EXERCISE | Up to and including the line with "B) K3PO4 left out", output the records exactly as they appear.

SUPPLIED ENTRIES |
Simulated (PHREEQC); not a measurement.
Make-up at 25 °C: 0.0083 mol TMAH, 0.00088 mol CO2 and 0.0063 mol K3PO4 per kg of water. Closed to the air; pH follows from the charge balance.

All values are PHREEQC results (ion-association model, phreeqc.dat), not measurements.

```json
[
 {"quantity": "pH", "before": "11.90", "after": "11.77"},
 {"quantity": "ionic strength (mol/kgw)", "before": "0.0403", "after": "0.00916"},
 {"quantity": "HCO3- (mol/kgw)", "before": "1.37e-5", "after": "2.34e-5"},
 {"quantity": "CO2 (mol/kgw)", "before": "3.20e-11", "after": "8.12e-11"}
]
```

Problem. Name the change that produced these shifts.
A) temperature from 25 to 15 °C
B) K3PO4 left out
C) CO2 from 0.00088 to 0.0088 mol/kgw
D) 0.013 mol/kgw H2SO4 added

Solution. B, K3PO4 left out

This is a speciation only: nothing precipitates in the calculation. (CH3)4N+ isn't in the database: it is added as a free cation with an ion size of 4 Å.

TASK OUTPUT |
Simulated (PHREEQC); not a measurement.
Make-up at 25 °C: 0.0083 mol TMAH, 0.00088 mol CO2 and 0.0063 mol K3PO4 per kg of water. Closed to the air; pH follows from the charge balance.

All values are PHREEQC results (ion-association model, phreeqc.dat), not measurements.

```json
[
 {"quantity": "pH", "before": "11.90", "after": "11.77"},
 {"quantity": "ionic strength (mol/kgw)", "before": "0.0403", "after": "0.00916"},
 {"quantity": "HCO3- (mol/kgw)", "before": "1.37e-5", "after": "2.34e-5"},
 {"quantity": "CO2 (mol/kgw)", "before": "3.20e-11", "after": "8.12e-11"}
]
```

Problem. Name the change that produced these shifts.
A) temperature from 25 to 15 °C
B) K3PO4 left out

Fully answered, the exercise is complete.